Dataset excerpts:
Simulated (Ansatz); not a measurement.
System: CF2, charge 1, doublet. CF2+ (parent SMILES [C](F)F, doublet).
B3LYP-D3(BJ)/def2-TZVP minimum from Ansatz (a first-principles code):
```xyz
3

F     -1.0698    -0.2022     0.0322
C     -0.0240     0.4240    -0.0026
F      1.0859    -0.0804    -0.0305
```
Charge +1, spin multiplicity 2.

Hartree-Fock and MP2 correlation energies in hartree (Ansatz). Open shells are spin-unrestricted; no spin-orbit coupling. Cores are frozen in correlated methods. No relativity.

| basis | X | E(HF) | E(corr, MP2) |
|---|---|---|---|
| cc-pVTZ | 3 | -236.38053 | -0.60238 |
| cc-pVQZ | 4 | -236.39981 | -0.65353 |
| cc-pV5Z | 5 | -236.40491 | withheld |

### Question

Work request: Without omission, return all of the records exactly as given.

Written answer:
Simulated (Ansatz); not a measurement.
System: CF2, charge 1, doublet. CF2+ (parent SMILES [C](F)F, doublet).
B3LYP-D3(BJ)/def2-TZVP minimum from Ansatz (a first-principles code):
```xyz
3

F     -1.0698    -0.2022     0.0322
C     -0.0240     0.4240    -0.0026
F      1.0859    -0.0804    -0.0305
```
Charge +1, spin multiplicity 2.

Hartree-Fock and MP2 correlation energies in hartree (Ansatz). Open shells are spin-unrestricted; no spin-orbit coupling. Cores are frozen in correlated methods. No relativity.

| basis | X | E(HF) | E(corr, MP2) |
|---|---|---|---|
| cc-pVTZ | 3 | -236.38053 | -0.60238 |
| cc-pVQZ | 4 | -236.39981 | -0.65353 |
| cc-pV5Z | 5 | -236.40491 | withheld |

### Question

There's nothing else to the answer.